» Task item
Output exactly the lines below, starting with the line that has "gap, lowest first." and going on through the line that has "D (4.04 D).", both included, and no other lines.

┌─ Dataset extract
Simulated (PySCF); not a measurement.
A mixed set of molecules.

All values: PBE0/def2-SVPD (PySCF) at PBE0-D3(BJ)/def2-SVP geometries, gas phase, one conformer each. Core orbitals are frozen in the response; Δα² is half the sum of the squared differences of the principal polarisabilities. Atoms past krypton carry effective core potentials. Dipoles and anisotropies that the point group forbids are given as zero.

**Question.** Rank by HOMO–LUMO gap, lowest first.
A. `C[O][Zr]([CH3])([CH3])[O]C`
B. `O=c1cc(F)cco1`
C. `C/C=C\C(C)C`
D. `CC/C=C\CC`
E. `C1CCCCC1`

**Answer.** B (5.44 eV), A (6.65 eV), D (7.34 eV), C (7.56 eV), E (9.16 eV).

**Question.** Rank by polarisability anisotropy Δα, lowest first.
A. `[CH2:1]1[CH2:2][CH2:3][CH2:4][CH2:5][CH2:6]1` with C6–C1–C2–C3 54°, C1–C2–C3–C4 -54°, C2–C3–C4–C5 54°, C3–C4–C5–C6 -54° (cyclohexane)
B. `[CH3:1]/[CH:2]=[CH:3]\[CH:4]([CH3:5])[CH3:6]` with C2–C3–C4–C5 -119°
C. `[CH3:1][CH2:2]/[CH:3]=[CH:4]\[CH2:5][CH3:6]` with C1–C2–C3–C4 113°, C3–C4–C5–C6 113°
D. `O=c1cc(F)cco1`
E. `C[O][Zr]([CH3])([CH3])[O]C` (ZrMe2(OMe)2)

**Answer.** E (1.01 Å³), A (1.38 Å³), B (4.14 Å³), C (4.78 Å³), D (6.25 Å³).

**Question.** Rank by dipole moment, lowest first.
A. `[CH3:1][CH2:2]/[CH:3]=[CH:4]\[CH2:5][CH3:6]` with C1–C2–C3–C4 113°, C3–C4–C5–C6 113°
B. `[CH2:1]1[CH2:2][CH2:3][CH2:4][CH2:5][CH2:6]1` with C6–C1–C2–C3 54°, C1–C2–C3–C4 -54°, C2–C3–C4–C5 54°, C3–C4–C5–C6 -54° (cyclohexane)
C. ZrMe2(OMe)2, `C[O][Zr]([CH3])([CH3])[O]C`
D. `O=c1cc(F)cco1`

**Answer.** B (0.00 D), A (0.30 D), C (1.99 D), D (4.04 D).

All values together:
└─

» Written response
**Question.** Rank by HOMO–LUMO gap, lowest first.
A. `C[O][Zr]([CH3])([CH3])[O]C`
B. `O=c1cc(F)cco1`
C. `C/C=C\C(C)C`
D. `CC/C=C\CC`
E. `C1CCCCC1`

**Answer.** B (5.44 eV), A (6.65 eV), D (7.34 eV), C (7.56 eV), E (9.16 eV).

**Question.** Rank by polarisability anisotropy Δα, lowest first.
A. `[CH2:1]1[CH2:2][CH2:3][CH2:4][CH2:5][CH2:6]1` with C6–C1–C2–C3 54°, C1–C2–C3–C4 -54°, C2–C3–C4–C5 54°, C3–C4–C5–C6 -54° (cyclohexane)
B. `[CH3:1]/[CH:2]=[CH:3]\[CH:4]([CH3:5])[CH3:6]` with C2–C3–C4–C5 -119°
C. `[CH3:1][CH2:2]/[CH:3]=[CH:4]\[CH2:5][CH3:6]` with C1–C2–C3–C4 113°, C3–C4–C5–C6 113°
D. `O=c1cc(F)cco1`
E. `C[O][Zr]([CH3])([CH3])[O]C` (ZrMe2(OMe)2)

**Answer.** E (1.01 Å³), A (1.38 Å³), B (4.14 Å³), C (4.78 Å³), D (6.25 Å³).

**Question.** Rank by dipole moment, lowest first.
A. `[CH3:1][CH2:2]/[CH:3]=[CH:4]\[CH2:5][CH3:6]` with C1–C2–C3–C4 113°, C3–C4–C5–C6 113°
B. `[CH2:1]1[CH2:2][CH2:3][CH2:4][CH2:5][CH2:6]1` with C6–C1–C2–C3 54°, C1–C2–C3–C4 -54°, C2–C3–C4–C5 54°, C3–C4–C5–C6 -54° (cyclohexane)
C. ZrMe2(OMe)2, `C[O][Zr]([CH3])([CH3])[O]C`
D. `O=c1cc(F)cco1`

**Answer.** B (0.00 D), A (0.30 D), C (1.99 D), D (4.04 D).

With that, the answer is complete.